» REQUIREMENT
Find the line holding "GIAO shieldings from" in the entries below. Give it again exactly, along with every line after it up to and including the line holding "σ(iso) = (σ11".

» INFORMATION PROVIDED
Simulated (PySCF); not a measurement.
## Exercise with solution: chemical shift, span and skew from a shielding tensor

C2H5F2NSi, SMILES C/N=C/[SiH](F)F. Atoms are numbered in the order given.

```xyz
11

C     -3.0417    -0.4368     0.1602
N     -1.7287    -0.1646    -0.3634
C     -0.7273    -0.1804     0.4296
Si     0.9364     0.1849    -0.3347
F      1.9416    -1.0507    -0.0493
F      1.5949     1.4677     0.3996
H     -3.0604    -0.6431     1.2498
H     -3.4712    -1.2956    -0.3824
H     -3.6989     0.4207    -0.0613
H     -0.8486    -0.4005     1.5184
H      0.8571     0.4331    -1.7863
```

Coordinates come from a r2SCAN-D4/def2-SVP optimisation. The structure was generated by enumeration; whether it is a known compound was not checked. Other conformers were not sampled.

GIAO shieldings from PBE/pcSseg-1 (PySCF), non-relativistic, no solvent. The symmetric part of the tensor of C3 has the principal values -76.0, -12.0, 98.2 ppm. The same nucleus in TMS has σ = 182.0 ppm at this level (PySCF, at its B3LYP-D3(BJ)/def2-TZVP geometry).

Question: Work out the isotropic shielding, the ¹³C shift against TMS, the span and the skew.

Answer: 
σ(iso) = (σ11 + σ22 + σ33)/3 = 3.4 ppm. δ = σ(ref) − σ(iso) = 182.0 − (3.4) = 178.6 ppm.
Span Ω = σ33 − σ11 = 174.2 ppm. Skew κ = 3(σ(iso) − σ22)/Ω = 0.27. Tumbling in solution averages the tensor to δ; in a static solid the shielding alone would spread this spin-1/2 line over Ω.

» EXERCISE OUTPUT
GIAO shieldings from PBE/pcSseg-1 (PySCF), non-relativistic, no solvent. The symmetric part of the tensor of C3 has the principal values -76.0, -12.0, 98.2 ppm. The same nucleus in TMS has σ = 182.0 ppm at this level (PySCF, at its B3LYP-D3(BJ)/def2-TZVP geometry).

Question: Work out the isotropic shielding, the ¹³C shift against TMS, the span and the skew.

Answer: 
σ(iso) = (σ11 + σ22 + σ33)/3 = 3.4 ppm. δ = σ(ref) − σ(iso) = 182.0 − (3.4) = 178.6 ppm.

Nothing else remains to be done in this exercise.